Exercise
Print exactly those lines that run from the beginning of the data to the line bearing "The zero-point energies", inclusive.

Dataset
——

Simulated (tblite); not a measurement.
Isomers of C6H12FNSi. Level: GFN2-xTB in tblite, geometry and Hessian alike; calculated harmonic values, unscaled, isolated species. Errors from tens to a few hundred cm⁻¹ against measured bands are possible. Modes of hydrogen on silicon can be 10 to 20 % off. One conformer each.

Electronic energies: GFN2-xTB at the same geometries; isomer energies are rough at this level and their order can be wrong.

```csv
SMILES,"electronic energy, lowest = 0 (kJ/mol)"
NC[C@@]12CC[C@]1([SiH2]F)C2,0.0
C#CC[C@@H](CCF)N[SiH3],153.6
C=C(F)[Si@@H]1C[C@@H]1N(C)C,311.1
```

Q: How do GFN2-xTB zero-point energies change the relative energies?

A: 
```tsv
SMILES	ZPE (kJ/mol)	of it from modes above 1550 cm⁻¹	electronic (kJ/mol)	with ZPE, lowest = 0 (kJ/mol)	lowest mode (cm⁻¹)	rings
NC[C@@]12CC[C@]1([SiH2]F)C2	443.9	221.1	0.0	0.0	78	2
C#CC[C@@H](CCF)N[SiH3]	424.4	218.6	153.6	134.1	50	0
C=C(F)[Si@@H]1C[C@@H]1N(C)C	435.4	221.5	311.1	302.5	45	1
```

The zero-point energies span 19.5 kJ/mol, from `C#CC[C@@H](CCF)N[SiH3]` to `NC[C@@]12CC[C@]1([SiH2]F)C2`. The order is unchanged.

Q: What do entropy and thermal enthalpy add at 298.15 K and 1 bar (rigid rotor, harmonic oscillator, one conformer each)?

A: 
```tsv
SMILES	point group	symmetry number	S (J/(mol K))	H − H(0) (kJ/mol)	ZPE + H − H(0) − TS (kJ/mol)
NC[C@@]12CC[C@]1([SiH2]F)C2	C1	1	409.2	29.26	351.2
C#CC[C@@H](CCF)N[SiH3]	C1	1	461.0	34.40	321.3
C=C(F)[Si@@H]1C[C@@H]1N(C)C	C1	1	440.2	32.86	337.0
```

——

Written solution
Simulated (tblite); not a measurement.
Isomers of C6H12FNSi. Level: GFN2-xTB in tblite, geometry and Hessian alike; calculated harmonic values, unscaled, isolated species. Errors from tens to a few hundred cm⁻¹ against measured bands are possible. Modes of hydrogen on silicon can be 10 to 20 % off. One conformer each.

Electronic energies: GFN2-xTB at the same geometries; isomer energies are rough at this level and their order can be wrong.

```csv
SMILES,"electronic energy, lowest = 0 (kJ/mol)"
NC[C@@]12CC[C@]1([SiH2]F)C2,0.0
C#CC[C@@H](CCF)N[SiH3],153.6
C=C(F)[Si@@H]1C[C@@H]1N(C)C,311.1
```

Q: How do GFN2-xTB zero-point energies change the relative energies?

A: 
```tsv
SMILES	ZPE (kJ/mol)	of it from modes above 1550 cm⁻¹	electronic (kJ/mol)	with ZPE, lowest = 0 (kJ/mol)	lowest mode (cm⁻¹)	rings
NC[C@@]12CC[C@]1([SiH2]F)C2	443.9	221.1	0.0	0.0	78	2
C#CC[C@@H](CCF)N[SiH3]	424.4	218.6	153.6	134.1	50	0
C=C(F)[Si@@H]1C[C@@H]1N(C)C	435.4	221.5	311.1	302.5	45	1
```

The zero-point energies span 19.5 kJ/mol, from `C#CC[C@@H](CCF)N[SiH3]` to `NC[C@@]12CC[C@]1([SiH2]F)C2`. The order is unchanged.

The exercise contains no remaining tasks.